--- Brief ---
Would you please output, word for word, the span of the listing below that opens on the line containing "Potentials or basis: VASP" and closes on the line containing "Question: Predict the pressure."? Include both ends and nothing more.

_____
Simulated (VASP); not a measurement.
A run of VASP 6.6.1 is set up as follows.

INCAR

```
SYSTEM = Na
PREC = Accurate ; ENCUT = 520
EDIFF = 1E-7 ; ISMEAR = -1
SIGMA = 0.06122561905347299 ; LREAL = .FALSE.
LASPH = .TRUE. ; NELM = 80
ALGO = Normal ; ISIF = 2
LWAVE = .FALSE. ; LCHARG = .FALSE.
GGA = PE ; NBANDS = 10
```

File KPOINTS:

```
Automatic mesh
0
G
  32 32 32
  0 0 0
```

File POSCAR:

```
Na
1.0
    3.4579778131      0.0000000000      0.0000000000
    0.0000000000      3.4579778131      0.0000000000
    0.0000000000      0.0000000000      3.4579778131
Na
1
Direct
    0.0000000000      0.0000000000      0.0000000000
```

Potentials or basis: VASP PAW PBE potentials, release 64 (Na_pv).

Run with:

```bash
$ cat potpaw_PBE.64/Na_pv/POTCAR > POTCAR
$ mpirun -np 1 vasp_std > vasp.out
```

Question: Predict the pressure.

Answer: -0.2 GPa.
_____

--- Written reply ---
Potentials or basis: VASP PAW PBE potentials, release 64 (Na_pv).

Run with:

```bash
$ cat potpaw_PBE.64/Na_pv/POTCAR > POTCAR
$ mpirun -np 1 vasp_std > vasp.out
```

Question: Predict the pressure.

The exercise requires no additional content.